> [Task item]
Print nothing except the lines of the listing below from the line with "From the gate" to the line with "Δ4 E0 (meV from the Fermi level) |", each exactly as written, both ends included.

(Excerpted data Opens)

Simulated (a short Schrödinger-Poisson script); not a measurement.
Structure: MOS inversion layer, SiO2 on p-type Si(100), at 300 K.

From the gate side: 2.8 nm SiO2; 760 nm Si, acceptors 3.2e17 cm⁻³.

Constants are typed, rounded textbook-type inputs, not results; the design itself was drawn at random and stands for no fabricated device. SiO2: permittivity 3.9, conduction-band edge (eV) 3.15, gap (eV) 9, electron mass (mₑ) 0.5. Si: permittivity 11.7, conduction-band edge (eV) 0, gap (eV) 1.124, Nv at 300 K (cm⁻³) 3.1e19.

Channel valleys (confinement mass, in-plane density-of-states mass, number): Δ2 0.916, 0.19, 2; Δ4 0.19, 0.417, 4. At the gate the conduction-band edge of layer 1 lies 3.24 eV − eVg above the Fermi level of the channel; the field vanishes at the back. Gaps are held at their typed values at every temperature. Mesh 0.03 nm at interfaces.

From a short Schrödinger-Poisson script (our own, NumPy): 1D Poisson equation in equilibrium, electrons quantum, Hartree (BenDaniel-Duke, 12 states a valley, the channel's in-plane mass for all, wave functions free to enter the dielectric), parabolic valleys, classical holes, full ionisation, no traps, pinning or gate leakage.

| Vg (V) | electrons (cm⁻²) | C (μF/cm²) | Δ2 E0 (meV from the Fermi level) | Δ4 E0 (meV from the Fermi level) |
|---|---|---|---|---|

(Excerpted data Closes)

> [Result]
From the gate side: 2.8 nm SiO2; 760 nm Si, acceptors 3.2e17 cm⁻³.

Constants are typed, rounded textbook-type inputs, not results; the design itself was drawn at random and stands for no fabricated device. SiO2: permittivity 3.9, conduction-band edge (eV) 3.15, gap (eV) 9, electron mass (mₑ) 0.5. Si: permittivity 11.7, conduction-band edge (eV) 0, gap (eV) 1.124, Nv at 300 K (cm⁻³) 3.1e19.

Channel valleys (confinement mass, in-plane density-of-states mass, number): Δ2 0.916, 0.19, 2; Δ4 0.19, 0.417, 4. At the gate the conduction-band edge of layer 1 lies 3.24 eV − eVg above the Fermi level of the channel; the field vanishes at the back. Gaps are held at their typed values at every temperature. Mesh 0.03 nm at interfaces.

From a short Schrödinger-Poisson script (our own, NumPy): 1D Poisson equation in equilibrium, electrons quantum, Hartree (BenDaniel-Duke, 12 states a valley, the channel's in-plane mass for all, wave functions free to enter the dielectric), parabolic valleys, classical holes, full ionisation, no traps, pinning or gate leakage.

| Vg (V) | electrons (cm⁻²) | C (μF/cm²) | Δ2 E0 (meV from the Fermi level) | Δ4 E0 (meV from the Fermi level) |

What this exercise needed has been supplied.